* Supplied data *
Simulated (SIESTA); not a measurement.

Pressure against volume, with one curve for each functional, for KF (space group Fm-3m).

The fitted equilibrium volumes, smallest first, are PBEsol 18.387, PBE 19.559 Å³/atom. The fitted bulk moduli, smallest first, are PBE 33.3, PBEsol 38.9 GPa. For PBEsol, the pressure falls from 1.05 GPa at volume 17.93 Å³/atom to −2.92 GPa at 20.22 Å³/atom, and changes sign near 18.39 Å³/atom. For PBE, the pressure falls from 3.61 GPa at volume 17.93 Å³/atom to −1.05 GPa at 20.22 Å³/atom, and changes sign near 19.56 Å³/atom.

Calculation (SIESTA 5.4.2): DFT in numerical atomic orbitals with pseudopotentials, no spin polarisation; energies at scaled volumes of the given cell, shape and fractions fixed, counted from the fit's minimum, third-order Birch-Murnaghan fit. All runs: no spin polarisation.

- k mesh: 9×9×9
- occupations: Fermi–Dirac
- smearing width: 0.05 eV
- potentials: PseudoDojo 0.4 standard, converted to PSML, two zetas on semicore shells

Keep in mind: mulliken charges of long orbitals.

* Assignment *
The answer must consist solely of the lines from the first line of the data to the line holding "Pressure against volume, with", each given again exactly.

* Exercise output *
Simulated (SIESTA); not a measurement.

Pressure against volume, with one curve for each functional, for KF (space group Fm-3m).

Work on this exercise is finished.